Below are the entries. Transcribe exactly the lines from the one with "Potentials or basis: VASP" through the one with "Problem. Estimate the wall time of this run.", ends included, and leave out all others.

=-=-=

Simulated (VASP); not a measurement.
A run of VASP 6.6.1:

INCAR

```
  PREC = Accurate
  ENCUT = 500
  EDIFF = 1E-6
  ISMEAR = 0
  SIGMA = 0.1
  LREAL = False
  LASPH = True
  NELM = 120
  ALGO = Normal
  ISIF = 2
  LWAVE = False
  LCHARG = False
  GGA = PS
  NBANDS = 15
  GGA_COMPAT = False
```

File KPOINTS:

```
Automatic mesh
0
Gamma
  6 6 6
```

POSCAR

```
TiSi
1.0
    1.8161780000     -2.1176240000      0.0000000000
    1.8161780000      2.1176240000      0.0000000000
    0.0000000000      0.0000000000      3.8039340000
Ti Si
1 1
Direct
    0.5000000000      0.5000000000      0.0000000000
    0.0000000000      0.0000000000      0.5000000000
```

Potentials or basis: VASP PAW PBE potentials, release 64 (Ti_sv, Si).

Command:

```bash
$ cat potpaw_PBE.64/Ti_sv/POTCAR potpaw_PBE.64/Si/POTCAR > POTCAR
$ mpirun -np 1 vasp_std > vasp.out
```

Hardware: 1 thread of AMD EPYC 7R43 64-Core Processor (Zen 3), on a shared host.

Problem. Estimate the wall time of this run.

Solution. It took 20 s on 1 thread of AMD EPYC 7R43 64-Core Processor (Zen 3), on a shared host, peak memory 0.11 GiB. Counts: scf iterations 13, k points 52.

=-=-=

__YOUR SOLUTION__:
Potentials or basis: VASP PAW PBE potentials, release 64 (Ti_sv, Si).

Command:

```bash
$ cat potpaw_PBE.64/Ti_sv/POTCAR potpaw_PBE.64/Si/POTCAR > POTCAR
$ mpirun -np 1 vasp_std > vasp.out
```

Hardware: 1 thread of AMD EPYC 7R43 64-Core Processor (Zen 3), on a shared host.

Problem. Estimate the wall time of this run.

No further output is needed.